#### WORK INSTRUCTION
Please set down every entry below exactly as given.

*** Opening of ENTRIES PROVIDED ***
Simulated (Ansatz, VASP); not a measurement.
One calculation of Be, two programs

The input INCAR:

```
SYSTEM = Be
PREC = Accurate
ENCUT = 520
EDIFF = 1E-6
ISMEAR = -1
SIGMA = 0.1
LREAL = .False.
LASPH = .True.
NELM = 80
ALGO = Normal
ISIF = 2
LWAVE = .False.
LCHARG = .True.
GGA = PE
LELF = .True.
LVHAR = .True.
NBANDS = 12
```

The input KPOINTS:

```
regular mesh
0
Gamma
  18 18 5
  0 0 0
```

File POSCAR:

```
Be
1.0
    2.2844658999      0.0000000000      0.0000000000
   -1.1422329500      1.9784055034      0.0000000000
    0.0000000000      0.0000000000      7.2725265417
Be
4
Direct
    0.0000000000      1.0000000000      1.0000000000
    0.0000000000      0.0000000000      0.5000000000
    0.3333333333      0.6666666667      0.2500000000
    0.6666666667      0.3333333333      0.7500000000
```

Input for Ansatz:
*** Close of ENTRIES PROVIDED ***

#### RESULT
Simulated (Ansatz, VASP); not a measurement.
One calculation of Be, two programs

The input INCAR:

```
SYSTEM = Be
PREC = Accurate
ENCUT = 520
EDIFF = 1E-6
ISMEAR = -1
SIGMA = 0.1
LREAL = .False.
LASPH = .True.
NELM = 80
ALGO = Normal
ISIF = 2
LWAVE = .False.
LCHARG = .True.
GGA = PE
LELF = .True.
LVHAR = .True.
NBANDS = 12
```

The input KPOINTS:

```
regular mesh
0
Gamma
  18 18 5
  0 0 0
```

File POSCAR:

```
Be
1.0
    2.2844658999      0.0000000000      0.0000000000
   -1.1422329500      1.9784055034      0.0000000000
    0.0000000000      0.0000000000      7.2725265417
Be
4
Direct
    0.0000000000      1.0000000000      1.0000000000
    0.0000000000      0.0000000000      0.5000000000
    0.3333333333      0.6666666667      0.2500000000
    0.6666666667      0.3333333333      0.7500000000
```

Input for Ansatz:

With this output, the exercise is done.